Data under study:
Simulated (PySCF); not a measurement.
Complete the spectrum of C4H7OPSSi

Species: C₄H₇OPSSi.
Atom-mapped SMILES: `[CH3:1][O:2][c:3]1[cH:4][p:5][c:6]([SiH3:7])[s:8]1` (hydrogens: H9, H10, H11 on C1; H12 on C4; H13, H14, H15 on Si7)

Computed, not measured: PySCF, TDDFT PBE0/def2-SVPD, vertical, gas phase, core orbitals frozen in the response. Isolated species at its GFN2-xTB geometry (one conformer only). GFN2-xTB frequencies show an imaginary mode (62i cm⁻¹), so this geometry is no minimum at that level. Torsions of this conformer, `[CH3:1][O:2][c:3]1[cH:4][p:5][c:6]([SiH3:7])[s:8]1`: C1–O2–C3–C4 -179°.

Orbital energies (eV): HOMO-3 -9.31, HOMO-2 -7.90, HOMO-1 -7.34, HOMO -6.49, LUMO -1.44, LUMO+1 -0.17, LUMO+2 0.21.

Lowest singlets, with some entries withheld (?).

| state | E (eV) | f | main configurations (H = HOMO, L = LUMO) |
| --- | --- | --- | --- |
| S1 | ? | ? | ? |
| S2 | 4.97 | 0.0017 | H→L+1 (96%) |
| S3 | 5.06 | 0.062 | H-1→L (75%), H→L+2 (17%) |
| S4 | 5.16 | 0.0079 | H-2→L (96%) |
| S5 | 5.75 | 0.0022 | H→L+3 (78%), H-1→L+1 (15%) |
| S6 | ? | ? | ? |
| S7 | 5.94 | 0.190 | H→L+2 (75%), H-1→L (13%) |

Brief: Reproduce each line above exactly.

Task solution:
Simulated (PySCF); not a measurement.
Complete the spectrum of C4H7OPSSi

Species: C₄H₇OPSSi.
Atom-mapped SMILES: `[CH3:1][O:2][c:3]1[cH:4][p:5][c:6]([SiH3:7])[s:8]1` (hydrogens: H9, H10, H11 on C1; H12 on C4; H13, H14, H15 on Si7)

Computed, not measured: PySCF, TDDFT PBE0/def2-SVPD, vertical, gas phase, core orbitals frozen in the response. Isolated species at its GFN2-xTB geometry (one conformer only). GFN2-xTB frequencies show an imaginary mode (62i cm⁻¹), so this geometry is no minimum at that level. Torsions of this conformer, `[CH3:1][O:2][c:3]1[cH:4][p:5][c:6]([SiH3:7])[s:8]1`: C1–O2–C3–C4 -179°.

Orbital energies (eV): HOMO-3 -9.31, HOMO-2 -7.90, HOMO-1 -7.34, HOMO -6.49, LUMO -1.44, LUMO+1 -0.17, LUMO+2 0.21.

Lowest singlets, with some entries withheld (?).

| state | E (eV) | f | main configurations (H = HOMO, L = LUMO) |
| --- | --- | --- | --- |
| S1 | ? | ? | ? |
| S2 | 4.97 | 0.0017 | H→L+1 (96%) |
| S3 | 5.06 | 0.062 | H-1→L (75%), H→L+2 (17%) |
| S4 | 5.16 | 0.0079 | H-2→L (96%) |
| S5 | 5.75 | 0.0022 | H→L+3 (78%), H-1→L+1 (15%) |
| S6 | ? | ? | ? |
| S7 | 5.94 | 0.190 | H→L+2 (75%), H-1→L (13%) |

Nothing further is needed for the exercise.